------------------------

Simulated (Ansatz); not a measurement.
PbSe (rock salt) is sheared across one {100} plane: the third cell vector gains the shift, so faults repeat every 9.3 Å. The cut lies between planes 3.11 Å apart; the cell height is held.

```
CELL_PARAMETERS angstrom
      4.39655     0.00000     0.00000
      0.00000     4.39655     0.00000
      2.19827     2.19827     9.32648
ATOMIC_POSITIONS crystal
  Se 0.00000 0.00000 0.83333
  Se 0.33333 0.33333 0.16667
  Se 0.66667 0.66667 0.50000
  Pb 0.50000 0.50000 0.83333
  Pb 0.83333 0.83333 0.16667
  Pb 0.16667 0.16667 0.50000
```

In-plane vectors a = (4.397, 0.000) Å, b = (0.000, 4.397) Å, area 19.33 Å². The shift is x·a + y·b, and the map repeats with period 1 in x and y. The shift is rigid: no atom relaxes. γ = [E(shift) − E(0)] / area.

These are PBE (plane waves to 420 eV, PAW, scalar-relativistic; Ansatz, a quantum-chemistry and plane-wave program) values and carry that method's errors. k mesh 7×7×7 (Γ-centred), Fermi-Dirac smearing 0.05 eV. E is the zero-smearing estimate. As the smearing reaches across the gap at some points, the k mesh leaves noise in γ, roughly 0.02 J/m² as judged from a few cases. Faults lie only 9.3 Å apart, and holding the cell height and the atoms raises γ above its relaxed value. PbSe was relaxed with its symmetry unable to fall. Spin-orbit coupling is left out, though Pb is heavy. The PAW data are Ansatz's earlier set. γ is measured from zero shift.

------------------------

__ASSIGNMENT__: Write out every entry above exactly as given.

__RESPONSE AREA__:
Simulated (Ansatz); not a measurement.
PbSe (rock salt) is sheared across one {100} plane: the third cell vector gains the shift, so faults repeat every 9.3 Å. The cut lies between planes 3.11 Å apart; the cell height is held.

```
CELL_PARAMETERS angstrom
      4.39655     0.00000     0.00000
      0.00000     4.39655     0.00000
      2.19827     2.19827     9.32648
ATOMIC_POSITIONS crystal
  Se 0.00000 0.00000 0.83333
  Se 0.33333 0.33333 0.16667
  Se 0.66667 0.66667 0.50000
  Pb 0.50000 0.50000 0.83333
  Pb 0.83333 0.83333 0.16667
  Pb 0.16667 0.16667 0.50000
```

In-plane vectors a = (4.397, 0.000) Å, b = (0.000, 4.397) Å, area 19.33 Å². The shift is x·a + y·b, and the map repeats with period 1 in x and y. The shift is rigid: no atom relaxes. γ = [E(shift) − E(0)] / area.

These are PBE (plane waves to 420 eV, PAW, scalar-relativistic; Ansatz, a quantum-chemistry and plane-wave program) values and carry that method's errors. k mesh 7×7×7 (Γ-centred), Fermi-Dirac smearing 0.05 eV. E is the zero-smearing estimate. As the smearing reaches across the gap at some points, the k mesh leaves noise in γ, roughly 0.02 J/m² as judged from a few cases. Faults lie only 9.3 Å apart, and holding the cell height and the atoms raises γ above its relaxed value. PbSe was relaxed with its symmetry unable to fall. Spin-orbit coupling is left out, though Pb is heavy. The PAW data are Ansatz's earlier set. γ is measured from zero shift.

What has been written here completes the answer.